Work instruction. Everything from the first line of the entries below through the line holding "Computed with RKS" must be printed exactly as written.

Listed records.
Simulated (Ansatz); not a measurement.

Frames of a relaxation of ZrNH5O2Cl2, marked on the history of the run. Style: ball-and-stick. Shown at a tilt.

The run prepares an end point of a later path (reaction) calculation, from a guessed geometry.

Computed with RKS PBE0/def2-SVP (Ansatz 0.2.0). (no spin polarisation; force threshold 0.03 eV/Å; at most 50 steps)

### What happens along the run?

Written response.
Simulated (Ansatz); not a measurement.

Frames of a relaxation of ZrNH5O2Cl2, marked on the history of the run. Style: ball-and-stick. Shown at a tilt.

The run prepares an end point of a later path (reaction) calculation, from a guessed geometry.

Computed with RKS PBE0/def2-SVP (Ansatz 0.2.0). (no spin polarisation; force threshold 0.03 eV/Å; at most 50 steps)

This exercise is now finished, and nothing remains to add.